Record set:
◇ ◇ ◇

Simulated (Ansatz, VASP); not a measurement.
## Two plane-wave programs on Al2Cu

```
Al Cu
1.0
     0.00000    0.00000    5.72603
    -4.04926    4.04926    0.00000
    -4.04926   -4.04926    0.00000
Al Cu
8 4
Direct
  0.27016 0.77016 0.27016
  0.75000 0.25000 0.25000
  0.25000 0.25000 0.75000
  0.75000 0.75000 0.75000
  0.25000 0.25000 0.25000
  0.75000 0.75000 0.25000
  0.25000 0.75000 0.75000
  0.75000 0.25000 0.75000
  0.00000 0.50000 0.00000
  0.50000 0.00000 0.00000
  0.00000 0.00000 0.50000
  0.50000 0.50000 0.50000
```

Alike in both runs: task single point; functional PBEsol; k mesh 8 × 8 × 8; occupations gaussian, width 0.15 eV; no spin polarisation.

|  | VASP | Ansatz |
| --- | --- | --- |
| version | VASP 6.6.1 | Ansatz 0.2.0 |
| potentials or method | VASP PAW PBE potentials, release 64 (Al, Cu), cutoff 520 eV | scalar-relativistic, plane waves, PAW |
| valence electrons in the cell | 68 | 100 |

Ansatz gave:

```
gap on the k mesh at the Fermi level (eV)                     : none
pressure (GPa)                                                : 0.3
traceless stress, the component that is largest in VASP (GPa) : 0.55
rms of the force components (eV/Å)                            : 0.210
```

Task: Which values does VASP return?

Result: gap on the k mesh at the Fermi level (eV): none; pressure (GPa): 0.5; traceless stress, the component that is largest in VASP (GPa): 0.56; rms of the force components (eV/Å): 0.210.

◇ ◇ ◇

Assigned task: Set down the complete listing once more, exactly as it appears.

Exercise response:
Simulated (Ansatz, VASP); not a measurement.
## Two plane-wave programs on Al2Cu

```
Al Cu
1.0
     0.00000    0.00000    5.72603
    -4.04926    4.04926    0.00000
    -4.04926   -4.04926    0.00000
Al Cu
8 4
Direct
  0.27016 0.77016 0.27016
  0.75000 0.25000 0.25000
  0.25000 0.25000 0.75000
  0.75000 0.75000 0.75000
  0.25000 0.25000 0.25000
  0.75000 0.75000 0.25000
  0.25000 0.75000 0.75000
  0.75000 0.25000 0.75000
  0.00000 0.50000 0.00000
  0.50000 0.00000 0.00000
  0.00000 0.00000 0.50000
  0.50000 0.50000 0.50000
```

Alike in both runs: task single point; functional PBEsol; k mesh 8 × 8 × 8; occupations gaussian, width 0.15 eV; no spin polarisation.

|  | VASP | Ansatz |
| --- | --- | --- |
| version | VASP 6.6.1 | Ansatz 0.2.0 |
| potentials or method | VASP PAW PBE potentials, release 64 (Al, Cu), cutoff 520 eV | scalar-relativistic, plane waves, PAW |
| valence electrons in the cell | 68 | 100 |

Ansatz gave:

```
gap on the k mesh at the Fermi level (eV)                     : none
pressure (GPa)                                                : 0.3
traceless stress, the component that is largest in VASP (GPa) : 0.55
rms of the force components (eV/Å)                            : 0.210
```

Task: Which values does VASP return?

Result: gap on the k mesh at the Fermi level (eV): none; pressure (GPa): 0.5; traceless stress, the component that is largest in VASP (GPa): 0.56; rms of the force components (eV/Å): 0.210.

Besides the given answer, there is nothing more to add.